Work request>
Each line from the opening of the records that follow to the line with "atoms displaced) (calculated)" needs to be written out exactly. Add nothing.

(Beginning of Information given)

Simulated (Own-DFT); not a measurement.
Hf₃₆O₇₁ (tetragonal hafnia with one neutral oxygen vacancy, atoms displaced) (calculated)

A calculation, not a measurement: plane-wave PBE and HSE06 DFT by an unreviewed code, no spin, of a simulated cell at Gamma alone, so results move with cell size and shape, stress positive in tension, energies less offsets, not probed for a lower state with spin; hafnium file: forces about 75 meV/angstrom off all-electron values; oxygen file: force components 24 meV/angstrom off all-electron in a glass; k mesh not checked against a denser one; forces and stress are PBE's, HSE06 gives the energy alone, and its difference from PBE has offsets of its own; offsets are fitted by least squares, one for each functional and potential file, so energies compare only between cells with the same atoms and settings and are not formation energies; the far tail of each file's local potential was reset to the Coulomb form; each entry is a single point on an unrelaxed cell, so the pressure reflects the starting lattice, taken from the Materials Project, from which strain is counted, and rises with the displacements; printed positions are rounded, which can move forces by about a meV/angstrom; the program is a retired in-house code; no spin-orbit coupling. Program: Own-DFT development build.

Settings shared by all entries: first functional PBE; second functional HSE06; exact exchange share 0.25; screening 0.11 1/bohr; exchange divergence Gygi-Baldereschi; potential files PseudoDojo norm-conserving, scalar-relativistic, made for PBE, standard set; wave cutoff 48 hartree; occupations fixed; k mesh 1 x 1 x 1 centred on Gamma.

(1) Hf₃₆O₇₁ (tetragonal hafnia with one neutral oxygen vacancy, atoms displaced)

(End of Information given)

Task solution>
Simulated (Own-DFT); not a measurement.
Hf₃₆O₇₁ (tetragonal hafnia with one neutral oxygen vacancy, atoms displaced) (calculated)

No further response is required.